______

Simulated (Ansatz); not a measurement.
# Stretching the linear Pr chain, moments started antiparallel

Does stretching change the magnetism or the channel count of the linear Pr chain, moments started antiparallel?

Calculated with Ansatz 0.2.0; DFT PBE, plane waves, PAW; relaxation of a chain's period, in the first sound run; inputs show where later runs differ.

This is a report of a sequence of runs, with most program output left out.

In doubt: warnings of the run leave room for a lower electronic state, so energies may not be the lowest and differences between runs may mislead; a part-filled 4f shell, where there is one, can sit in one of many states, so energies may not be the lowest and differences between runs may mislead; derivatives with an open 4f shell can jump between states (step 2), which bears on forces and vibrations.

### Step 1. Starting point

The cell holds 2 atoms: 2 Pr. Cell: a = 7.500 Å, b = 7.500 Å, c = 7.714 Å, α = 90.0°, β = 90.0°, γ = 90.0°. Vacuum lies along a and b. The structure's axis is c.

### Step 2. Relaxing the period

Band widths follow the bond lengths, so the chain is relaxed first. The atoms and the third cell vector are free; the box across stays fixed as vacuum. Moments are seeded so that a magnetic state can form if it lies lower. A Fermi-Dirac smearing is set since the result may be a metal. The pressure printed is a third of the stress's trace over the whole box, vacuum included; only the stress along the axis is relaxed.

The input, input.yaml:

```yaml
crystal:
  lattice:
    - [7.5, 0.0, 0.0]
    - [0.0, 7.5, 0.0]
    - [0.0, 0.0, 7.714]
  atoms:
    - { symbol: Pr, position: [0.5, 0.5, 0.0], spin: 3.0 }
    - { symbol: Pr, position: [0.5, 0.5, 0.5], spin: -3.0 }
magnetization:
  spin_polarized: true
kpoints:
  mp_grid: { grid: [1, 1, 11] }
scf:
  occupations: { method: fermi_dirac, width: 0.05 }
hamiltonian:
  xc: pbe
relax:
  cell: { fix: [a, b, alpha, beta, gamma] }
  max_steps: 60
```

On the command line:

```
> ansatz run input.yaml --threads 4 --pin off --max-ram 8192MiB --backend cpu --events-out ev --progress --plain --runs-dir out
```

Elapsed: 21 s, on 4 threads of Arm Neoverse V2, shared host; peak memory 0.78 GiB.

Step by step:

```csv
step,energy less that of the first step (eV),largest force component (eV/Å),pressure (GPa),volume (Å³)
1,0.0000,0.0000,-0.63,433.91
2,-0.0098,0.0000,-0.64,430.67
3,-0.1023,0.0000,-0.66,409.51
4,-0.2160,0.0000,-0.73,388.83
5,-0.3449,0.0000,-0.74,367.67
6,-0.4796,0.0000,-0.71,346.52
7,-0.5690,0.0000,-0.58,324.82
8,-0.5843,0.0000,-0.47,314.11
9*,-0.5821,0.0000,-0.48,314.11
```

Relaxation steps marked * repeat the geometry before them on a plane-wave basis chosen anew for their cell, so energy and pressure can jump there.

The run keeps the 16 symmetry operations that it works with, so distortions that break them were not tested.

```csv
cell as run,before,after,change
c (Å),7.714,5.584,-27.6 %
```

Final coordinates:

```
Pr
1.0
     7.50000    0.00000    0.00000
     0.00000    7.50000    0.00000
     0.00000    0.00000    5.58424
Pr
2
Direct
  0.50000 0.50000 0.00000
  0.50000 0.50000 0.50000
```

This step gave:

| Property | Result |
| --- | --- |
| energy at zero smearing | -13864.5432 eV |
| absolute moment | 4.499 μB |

______

Please set down again, word for word, only the lines from the start of the entries through the line with "In doubt: warnings", both ends included.

• [EXERCISE SOLUTION]
Simulated (Ansatz); not a measurement.
# Stretching the linear Pr chain, moments started antiparallel

Does stretching change the magnetism or the channel count of the linear Pr chain, moments started antiparallel?

Calculated with Ansatz 0.2.0; DFT PBE, plane waves, PAW; relaxation of a chain's period, in the first sound run; inputs show where later runs differ.

This is a report of a sequence of runs, with most program output left out.

In doubt: warnings of the run leave room for a lower electronic state, so energies may not be the lowest and differences between runs may mislead; a part-filled 4f shell, where there is one, can sit in one of many states, so energies may not be the lowest and differences between runs may mislead; derivatives with an open 4f shell can jump between states (step 2), which bears on forces and vibrations.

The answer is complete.